┄┄┄┄┄┄┄┄┄┄┄┄┄┄┄┄┄┄┄┄
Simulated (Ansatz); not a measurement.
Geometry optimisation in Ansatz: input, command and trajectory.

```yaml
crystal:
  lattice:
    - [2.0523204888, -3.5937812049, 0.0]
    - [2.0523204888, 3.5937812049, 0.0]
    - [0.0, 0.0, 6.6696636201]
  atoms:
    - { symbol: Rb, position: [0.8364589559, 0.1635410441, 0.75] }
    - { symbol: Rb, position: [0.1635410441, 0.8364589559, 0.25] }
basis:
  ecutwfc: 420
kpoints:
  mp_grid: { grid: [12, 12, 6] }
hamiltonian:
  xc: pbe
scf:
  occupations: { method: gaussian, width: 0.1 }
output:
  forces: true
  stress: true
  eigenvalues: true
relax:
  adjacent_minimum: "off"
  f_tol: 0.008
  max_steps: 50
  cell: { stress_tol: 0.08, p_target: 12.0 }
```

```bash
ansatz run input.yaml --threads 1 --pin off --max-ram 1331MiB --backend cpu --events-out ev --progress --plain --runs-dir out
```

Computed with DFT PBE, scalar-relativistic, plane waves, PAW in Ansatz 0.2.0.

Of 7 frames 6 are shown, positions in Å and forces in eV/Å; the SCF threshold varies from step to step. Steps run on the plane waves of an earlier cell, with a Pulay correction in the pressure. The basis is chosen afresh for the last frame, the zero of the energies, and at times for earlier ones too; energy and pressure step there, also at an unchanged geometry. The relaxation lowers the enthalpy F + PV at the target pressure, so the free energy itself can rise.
┄┄┄┄┄┄┄┄┄┄┄┄┄┄┄┄┄┄┄┄

▶ **BRIEF**: Return, exactly as they stand, the lines from the start of the records above through the line with "Computed with DFT", both ends included, and no other lines.

▶ **PROBLEM SOLUTION**:
Simulated (Ansatz); not a measurement.
Geometry optimisation in Ansatz: input, command and trajectory.

```yaml
crystal:
  lattice:
    - [2.0523204888, -3.5937812049, 0.0]
    - [2.0523204888, 3.5937812049, 0.0]
    - [0.0, 0.0, 6.6696636201]
  atoms:
    - { symbol: Rb, position: [0.8364589559, 0.1635410441, 0.75] }
    - { symbol: Rb, position: [0.1635410441, 0.8364589559, 0.25] }
basis:
  ecutwfc: 420
kpoints:
  mp_grid: { grid: [12, 12, 6] }
hamiltonian:
  xc: pbe
scf:
  occupations: { method: gaussian, width: 0.1 }
output:
  forces: true
  stress: true
  eigenvalues: true
relax:
  adjacent_minimum: "off"
  f_tol: 0.008
  max_steps: 50
  cell: { stress_tol: 0.08, p_target: 12.0 }
```

```bash
ansatz run input.yaml --threads 1 --pin off --max-ram 1331MiB --backend cpu --events-out ev --progress --plain --runs-dir out
```

Computed with DFT PBE, scalar-relativistic, plane waves, PAW in Ansatz 0.2.0.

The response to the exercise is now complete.